### EXERCISE
Please set down the entries below once more, exactly.

### PROVIDED DATA
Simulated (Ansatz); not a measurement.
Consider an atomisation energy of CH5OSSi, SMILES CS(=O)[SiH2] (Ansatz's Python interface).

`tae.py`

### RESPONSE AREA
Simulated (Ansatz); not a measurement.
Consider an atomisation energy of CH5OSSi, SMILES CS(=O)[SiH2] (Ansatz's Python interface).

`tae.py`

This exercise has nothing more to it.